» **ACTION ITEM**
Every entry below is to be retyped exactly as it appears.

-- RECORD SET follows --

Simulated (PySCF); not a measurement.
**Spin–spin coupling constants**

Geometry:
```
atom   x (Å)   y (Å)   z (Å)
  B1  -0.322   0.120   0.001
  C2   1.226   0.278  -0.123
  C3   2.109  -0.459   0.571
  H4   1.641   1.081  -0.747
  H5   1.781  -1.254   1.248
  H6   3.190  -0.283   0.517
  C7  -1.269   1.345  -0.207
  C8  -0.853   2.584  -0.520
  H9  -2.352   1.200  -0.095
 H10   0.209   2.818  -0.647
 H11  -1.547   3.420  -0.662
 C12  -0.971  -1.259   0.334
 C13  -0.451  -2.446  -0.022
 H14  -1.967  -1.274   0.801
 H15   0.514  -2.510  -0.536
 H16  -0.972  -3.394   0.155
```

-- RECORD SET concluded --

» **TASK ANSWER**
Simulated (PySCF); not a measurement.
**Spin–spin coupling constants**

Geometry:
```
atom   x (Å)   y (Å)   z (Å)
  B1  -0.322   0.120   0.001
  C2   1.226   0.278  -0.123
  C3   2.109  -0.459   0.571
  H4   1.641   1.081  -0.747
  H5   1.781  -1.254   1.248
  H6   3.190  -0.283   0.517
  C7  -1.269   1.345  -0.207
  C8  -0.853   2.584  -0.520
  H9  -2.352   1.200  -0.095
 H10   0.209   2.818  -0.647
 H11  -1.547   3.420  -0.662
 C12  -0.971  -1.259   0.334
 C13  -0.451  -2.446  -0.022
 H14  -1.967  -1.274   0.801
 H15   0.514  -2.510  -0.536
 H16  -0.972  -3.394   0.155
```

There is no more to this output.